#### [Required action]
An exact copy of every record is the required answer.

● ● ● ● ●

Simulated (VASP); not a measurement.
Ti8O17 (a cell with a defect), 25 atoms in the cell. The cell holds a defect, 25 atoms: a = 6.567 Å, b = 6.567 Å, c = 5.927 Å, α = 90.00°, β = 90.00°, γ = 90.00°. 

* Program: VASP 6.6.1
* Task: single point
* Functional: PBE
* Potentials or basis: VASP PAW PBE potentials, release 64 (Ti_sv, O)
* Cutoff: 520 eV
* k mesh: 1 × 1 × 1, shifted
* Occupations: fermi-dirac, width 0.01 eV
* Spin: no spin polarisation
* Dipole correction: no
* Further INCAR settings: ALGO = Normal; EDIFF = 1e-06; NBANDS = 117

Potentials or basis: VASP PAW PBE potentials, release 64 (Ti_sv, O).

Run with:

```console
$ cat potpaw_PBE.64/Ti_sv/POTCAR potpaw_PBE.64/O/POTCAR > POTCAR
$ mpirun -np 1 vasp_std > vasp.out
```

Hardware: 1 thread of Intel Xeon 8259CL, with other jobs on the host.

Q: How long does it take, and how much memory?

● ● ● ● ●

#### [Written solution]
Simulated (VASP); not a measurement.
Ti8O17 (a cell with a defect), 25 atoms in the cell. The cell holds a defect, 25 atoms: a = 6.567 Å, b = 6.567 Å, c = 5.927 Å, α = 90.00°, β = 90.00°, γ = 90.00°. 

* Program: VASP 6.6.1
* Task: single point
* Functional: PBE
* Potentials or basis: VASP PAW PBE potentials, release 64 (Ti_sv, O)
* Cutoff: 520 eV
* k mesh: 1 × 1 × 1, shifted
* Occupations: fermi-dirac, width 0.01 eV
* Spin: no spin polarisation
* Dipole correction: no
* Further INCAR settings: ALGO = Normal; EDIFF = 1e-06; NBANDS = 117

Potentials or basis: VASP PAW PBE potentials, release 64 (Ti_sv, O).

Run with:

```console
$ cat potpaw_PBE.64/Ti_sv/POTCAR potpaw_PBE.64/O/POTCAR > POTCAR
$ mpirun -np 1 vasp_std > vasp.out
```

Hardware: 1 thread of Intel Xeon 8259CL, with other jobs on the host.

Q: How long does it take, and how much memory?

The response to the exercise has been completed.